▸ Required action: Below are the records; output them exactly from the first line through the line with "The elastic constants", stopping there.

:: Information shown

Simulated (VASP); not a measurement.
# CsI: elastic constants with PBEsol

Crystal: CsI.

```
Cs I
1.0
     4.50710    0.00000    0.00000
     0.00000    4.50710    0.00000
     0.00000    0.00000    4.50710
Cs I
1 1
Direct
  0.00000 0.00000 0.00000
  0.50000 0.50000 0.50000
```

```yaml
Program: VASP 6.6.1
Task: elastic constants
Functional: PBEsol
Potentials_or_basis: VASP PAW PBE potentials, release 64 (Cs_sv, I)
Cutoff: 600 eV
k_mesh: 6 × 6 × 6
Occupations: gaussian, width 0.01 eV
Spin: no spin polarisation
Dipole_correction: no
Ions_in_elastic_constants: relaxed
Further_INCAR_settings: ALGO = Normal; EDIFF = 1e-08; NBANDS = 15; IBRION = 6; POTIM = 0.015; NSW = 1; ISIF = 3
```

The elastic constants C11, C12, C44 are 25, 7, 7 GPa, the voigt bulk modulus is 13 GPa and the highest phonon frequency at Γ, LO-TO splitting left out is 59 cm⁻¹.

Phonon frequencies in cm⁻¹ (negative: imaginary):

::::

▸ Task solution:
Simulated (VASP); not a measurement.
# CsI: elastic constants with PBEsol

Crystal: CsI.

```
Cs I
1.0
     4.50710    0.00000    0.00000
     0.00000    4.50710    0.00000
     0.00000    0.00000    4.50710
Cs I
1 1
Direct
  0.00000 0.00000 0.00000
  0.50000 0.50000 0.50000
```

```yaml
Program: VASP 6.6.1
Task: elastic constants
Functional: PBEsol
Potentials_or_basis: VASP PAW PBE potentials, release 64 (Cs_sv, I)
Cutoff: 600 eV
k_mesh: 6 × 6 × 6
Occupations: gaussian, width 0.01 eV
Spin: no spin polarisation
Dipole_correction: no
Ions_in_elastic_constants: relaxed
Further_INCAR_settings: ALGO = Normal; EDIFF = 1e-08; NBANDS = 15; IBRION = 6; POTIM = 0.015; NSW = 1; ISIF = 3
```

The elastic constants C11, C12, C44 are 25, 7, 7 GPa, the voigt bulk modulus is 13 GPa and the highest phonon frequency at Γ, LO-TO splitting left out is 59 cm⁻¹.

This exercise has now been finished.